■ LISTED ENTRIES
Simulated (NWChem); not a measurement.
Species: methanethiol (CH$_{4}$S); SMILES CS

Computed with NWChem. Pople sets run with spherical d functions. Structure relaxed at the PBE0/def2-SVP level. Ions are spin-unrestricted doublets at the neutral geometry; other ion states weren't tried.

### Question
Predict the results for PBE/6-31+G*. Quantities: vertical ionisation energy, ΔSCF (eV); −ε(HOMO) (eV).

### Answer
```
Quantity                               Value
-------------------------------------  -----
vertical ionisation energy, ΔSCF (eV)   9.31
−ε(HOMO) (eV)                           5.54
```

■ WORK INSTRUCTION
Repeat only the lines above, from the first line of the entries through the line that contains "Computed with NWChem.", including both ends.

■ EXPECTED ANSWER
Simulated (NWChem); not a measurement.
Species: methanethiol (CH$_{4}$S); SMILES CS

Computed with NWChem. Pople sets run with spherical d functions. Structure relaxed at the PBE0/def2-SVP level. Ions are spin-unrestricted doublets at the neutral geometry; other ion states weren't tried.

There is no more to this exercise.